* * * * * * * * *

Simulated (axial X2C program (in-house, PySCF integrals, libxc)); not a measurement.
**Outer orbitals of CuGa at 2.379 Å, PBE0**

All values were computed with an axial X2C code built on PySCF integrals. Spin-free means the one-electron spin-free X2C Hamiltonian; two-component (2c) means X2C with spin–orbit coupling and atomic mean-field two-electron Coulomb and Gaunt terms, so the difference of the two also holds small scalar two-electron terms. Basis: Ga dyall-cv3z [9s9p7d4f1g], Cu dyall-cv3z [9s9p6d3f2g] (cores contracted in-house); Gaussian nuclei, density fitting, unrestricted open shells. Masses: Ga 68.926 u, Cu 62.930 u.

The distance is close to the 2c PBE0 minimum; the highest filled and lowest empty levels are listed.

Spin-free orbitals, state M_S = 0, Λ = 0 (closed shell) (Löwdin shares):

* * * * * * * * *

» **ACTION ITEM**:
Please retype the top of the data exactly, down to and including the line that holds "2.379 Å, PBE0**", and nothing further.

» **TASK ANSWER**:
Simulated (axial X2C program (in-house, PySCF integrals, libxc)); not a measurement.
**Outer orbitals of CuGa at 2.379 Å, PBE0**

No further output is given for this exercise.